# MATERIAL SUPPLIED
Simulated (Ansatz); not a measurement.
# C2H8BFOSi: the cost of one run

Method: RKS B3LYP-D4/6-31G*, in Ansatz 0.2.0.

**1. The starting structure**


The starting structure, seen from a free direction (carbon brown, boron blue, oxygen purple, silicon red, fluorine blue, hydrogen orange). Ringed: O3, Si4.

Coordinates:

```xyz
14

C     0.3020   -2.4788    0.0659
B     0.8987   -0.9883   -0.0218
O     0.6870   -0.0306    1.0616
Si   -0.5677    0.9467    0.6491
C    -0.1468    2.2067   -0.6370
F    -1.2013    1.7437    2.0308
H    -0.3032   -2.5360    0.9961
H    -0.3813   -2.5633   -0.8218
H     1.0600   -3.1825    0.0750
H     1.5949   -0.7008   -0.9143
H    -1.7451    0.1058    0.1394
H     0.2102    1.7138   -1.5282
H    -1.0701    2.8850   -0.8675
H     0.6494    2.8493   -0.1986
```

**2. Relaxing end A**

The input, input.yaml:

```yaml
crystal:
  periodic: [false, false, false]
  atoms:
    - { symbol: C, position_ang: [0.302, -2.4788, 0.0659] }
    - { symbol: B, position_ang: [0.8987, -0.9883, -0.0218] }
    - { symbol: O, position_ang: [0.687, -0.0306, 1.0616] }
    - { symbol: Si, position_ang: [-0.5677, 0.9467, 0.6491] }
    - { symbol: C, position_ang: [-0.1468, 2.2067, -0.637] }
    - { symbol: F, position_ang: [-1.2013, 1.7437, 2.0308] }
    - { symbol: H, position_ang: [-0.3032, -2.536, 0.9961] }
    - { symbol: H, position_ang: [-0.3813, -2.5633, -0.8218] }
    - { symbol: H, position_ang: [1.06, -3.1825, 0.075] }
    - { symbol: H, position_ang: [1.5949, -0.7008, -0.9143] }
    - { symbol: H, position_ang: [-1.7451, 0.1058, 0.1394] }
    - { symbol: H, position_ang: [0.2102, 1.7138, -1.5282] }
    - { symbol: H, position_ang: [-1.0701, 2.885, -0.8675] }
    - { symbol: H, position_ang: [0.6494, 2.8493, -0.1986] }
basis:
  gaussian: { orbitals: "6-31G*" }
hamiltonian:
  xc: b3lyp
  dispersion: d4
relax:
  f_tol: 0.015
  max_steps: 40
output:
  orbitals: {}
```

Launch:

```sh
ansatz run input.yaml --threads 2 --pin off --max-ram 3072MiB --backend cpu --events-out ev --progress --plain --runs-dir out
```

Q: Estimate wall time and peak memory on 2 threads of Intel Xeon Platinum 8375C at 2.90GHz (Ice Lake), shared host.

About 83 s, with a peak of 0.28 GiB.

# WORK TASK
Reproduce the records above exactly, from the first line to the line that holds "The starting structure**", inclusive, and omit everything after it.

# EXERCISE RESULT
Simulated (Ansatz); not a measurement.
# C2H8BFOSi: the cost of one run

Method: RKS B3LYP-D4/6-31G*, in Ansatz 0.2.0.

**1. The starting structure**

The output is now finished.